Required action:
Repeat exactly the opening lines of the records, ending with the line that contains "3. Number density".

- - -

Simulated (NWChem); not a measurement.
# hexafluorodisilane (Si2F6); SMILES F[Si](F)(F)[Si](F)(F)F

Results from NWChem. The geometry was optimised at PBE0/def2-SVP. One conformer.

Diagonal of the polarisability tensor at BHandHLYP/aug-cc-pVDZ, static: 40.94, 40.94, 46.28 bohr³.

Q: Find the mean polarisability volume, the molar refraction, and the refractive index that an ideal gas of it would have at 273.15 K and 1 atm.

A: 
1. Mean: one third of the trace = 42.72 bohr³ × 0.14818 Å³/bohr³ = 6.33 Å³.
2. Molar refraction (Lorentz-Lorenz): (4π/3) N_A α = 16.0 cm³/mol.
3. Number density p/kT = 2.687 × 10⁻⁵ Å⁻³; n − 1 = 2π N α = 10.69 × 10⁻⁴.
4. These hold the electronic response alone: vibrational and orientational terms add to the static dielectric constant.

- - -

Task result:
Simulated (NWChem); not a measurement.
# hexafluorodisilane (Si2F6); SMILES F[Si](F)(F)[Si](F)(F)F

Results from NWChem. The geometry was optimised at PBE0/def2-SVP. One conformer.

Diagonal of the polarisability tensor at BHandHLYP/aug-cc-pVDZ, static: 40.94, 40.94, 46.28 bohr³.

Q: Find the mean polarisability volume, the molar refraction, and the refractive index that an ideal gas of it would have at 273.15 K and 1 atm.

A: 
1. Mean: one third of the trace = 42.72 bohr³ × 0.14818 Å³/bohr³ = 6.33 Å³.
2. Molar refraction (Lorentz-Lorenz): (4π/3) N_A α = 16.0 cm³/mol.
3. Number density p/kT = 2.687 × 10⁻⁵ Å⁻³; n − 1 = 2π N α = 10.69 × 10⁻⁴.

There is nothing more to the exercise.